- **ENTRIES SHOWN**
• • •
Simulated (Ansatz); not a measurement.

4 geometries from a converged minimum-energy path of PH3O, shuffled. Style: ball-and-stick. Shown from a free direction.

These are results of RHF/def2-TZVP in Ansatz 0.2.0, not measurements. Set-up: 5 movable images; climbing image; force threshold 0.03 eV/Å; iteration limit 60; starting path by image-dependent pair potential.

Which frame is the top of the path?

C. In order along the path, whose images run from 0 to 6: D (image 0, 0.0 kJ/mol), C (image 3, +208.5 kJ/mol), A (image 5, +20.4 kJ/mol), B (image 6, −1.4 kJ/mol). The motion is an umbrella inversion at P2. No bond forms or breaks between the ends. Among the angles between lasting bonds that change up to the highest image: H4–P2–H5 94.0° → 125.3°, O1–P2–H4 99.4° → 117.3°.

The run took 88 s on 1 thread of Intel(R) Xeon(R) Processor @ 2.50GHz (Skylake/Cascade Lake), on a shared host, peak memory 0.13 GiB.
• • •

- **ACTIVITY**
An unaltered copy of the listing above must form the answer.

- **TASK RESPONSE**
Simulated (Ansatz); not a measurement.

4 geometries from a converged minimum-energy path of PH3O, shuffled. Style: ball-and-stick. Shown from a free direction.

These are results of RHF/def2-TZVP in Ansatz 0.2.0, not measurements. Set-up: 5 movable images; climbing image; force threshold 0.03 eV/Å; iteration limit 60; starting path by image-dependent pair potential.

Which frame is the top of the path?

C. In order along the path, whose images run from 0 to 6: D (image 0, 0.0 kJ/mol), C (image 3, +208.5 kJ/mol), A (image 5, +20.4 kJ/mol), B (image 6, −1.4 kJ/mol). The motion is an umbrella inversion at P2. No bond forms or breaks between the ends. Among the angles between lasting bonds that change up to the highest image: H4–P2–H5 94.0° → 125.3°, O1–P2–H4 99.4° → 117.3°.

The run took 88 s on 1 thread of Intel(R) Xeon(R) Processor @ 2.50GHz (Skylake/Cascade Lake), on a shared host, peak memory 0.13 GiB.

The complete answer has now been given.